Given entries:
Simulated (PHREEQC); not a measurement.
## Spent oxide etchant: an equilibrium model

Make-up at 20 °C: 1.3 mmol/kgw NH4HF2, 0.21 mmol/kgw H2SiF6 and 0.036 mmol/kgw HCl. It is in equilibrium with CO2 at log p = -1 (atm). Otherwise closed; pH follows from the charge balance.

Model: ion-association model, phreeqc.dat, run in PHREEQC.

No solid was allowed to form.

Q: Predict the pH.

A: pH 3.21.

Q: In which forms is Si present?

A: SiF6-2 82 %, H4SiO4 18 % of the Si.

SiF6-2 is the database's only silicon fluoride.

Work request: All the records, from the first line to the last: repeat them exactly.

Exercise solution:
Simulated (PHREEQC); not a measurement.
## Spent oxide etchant: an equilibrium model

Make-up at 20 °C: 1.3 mmol/kgw NH4HF2, 0.21 mmol/kgw H2SiF6 and 0.036 mmol/kgw HCl. It is in equilibrium with CO2 at log p = -1 (atm). Otherwise closed; pH follows from the charge balance.

Model: ion-association model, phreeqc.dat, run in PHREEQC.

No solid was allowed to form.

Q: Predict the pH.

A: pH 3.21.

Q: In which forms is Si present?

A: SiF6-2 82 %, H4SiO4 18 % of the Si.

SiF6-2 is the database's only silicon fluoride.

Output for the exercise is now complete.